Exercise:
The required output is the exact run of lines below that opens at the line with "# formamide: run and scatter" and closes at the line with "Aim: the structure".

Study material:
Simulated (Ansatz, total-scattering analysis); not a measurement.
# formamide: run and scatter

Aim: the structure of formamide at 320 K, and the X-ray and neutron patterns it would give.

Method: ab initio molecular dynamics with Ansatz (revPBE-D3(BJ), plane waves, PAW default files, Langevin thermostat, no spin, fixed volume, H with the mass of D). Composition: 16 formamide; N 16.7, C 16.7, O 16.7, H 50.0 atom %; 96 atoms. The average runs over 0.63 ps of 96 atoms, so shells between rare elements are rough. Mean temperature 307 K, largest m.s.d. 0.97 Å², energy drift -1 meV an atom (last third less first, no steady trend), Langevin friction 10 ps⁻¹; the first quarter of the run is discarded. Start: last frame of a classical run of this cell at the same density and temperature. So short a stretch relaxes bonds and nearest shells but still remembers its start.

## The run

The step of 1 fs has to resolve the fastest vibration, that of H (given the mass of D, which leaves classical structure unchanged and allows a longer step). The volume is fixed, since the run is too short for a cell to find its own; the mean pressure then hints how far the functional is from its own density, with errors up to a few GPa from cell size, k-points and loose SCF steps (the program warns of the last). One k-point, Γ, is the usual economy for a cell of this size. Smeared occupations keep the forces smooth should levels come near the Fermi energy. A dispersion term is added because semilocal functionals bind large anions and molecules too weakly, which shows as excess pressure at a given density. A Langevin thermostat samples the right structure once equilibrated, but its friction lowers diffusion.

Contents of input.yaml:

Task solution:
# formamide: run and scatter

Aim: the structure of formamide at 320 K, and the X-ray and neutron patterns it would give.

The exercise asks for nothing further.